(Records supplied)

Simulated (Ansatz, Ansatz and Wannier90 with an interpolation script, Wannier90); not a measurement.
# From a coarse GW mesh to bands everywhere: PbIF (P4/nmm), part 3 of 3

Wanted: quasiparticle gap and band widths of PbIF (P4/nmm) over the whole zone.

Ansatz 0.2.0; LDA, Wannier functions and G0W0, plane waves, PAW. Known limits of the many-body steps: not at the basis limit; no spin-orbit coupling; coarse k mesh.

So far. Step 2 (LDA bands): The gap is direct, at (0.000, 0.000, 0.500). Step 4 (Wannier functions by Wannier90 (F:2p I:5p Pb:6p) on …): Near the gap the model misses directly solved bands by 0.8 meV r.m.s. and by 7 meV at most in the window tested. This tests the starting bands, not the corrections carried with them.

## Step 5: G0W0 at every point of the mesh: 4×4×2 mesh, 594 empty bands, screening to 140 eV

(End Records supplied)

Each line of the data must be set down again as it is.

Exercise answer -
Simulated (Ansatz, Ansatz and Wannier90 with an interpolation script, Wannier90); not a measurement.
# From a coarse GW mesh to bands everywhere: PbIF (P4/nmm), part 3 of 3

Wanted: quasiparticle gap and band widths of PbIF (P4/nmm) over the whole zone.

Ansatz 0.2.0; LDA, Wannier functions and G0W0, plane waves, PAW. Known limits of the many-body steps: not at the basis limit; no spin-orbit coupling; coarse k mesh.

So far. Step 2 (LDA bands): The gap is direct, at (0.000, 0.000, 0.500). Step 4 (Wannier functions by Wannier90 (F:2p I:5p Pb:6p) on …): Near the gap the model misses directly solved bands by 0.8 meV r.m.s. and by 7 meV at most in the window tested. This tests the starting bands, not the corrections carried with them.

## Step 5: G0W0 at every point of the mesh: 4×4×2 mesh, 594 empty bands, screening to 140 eV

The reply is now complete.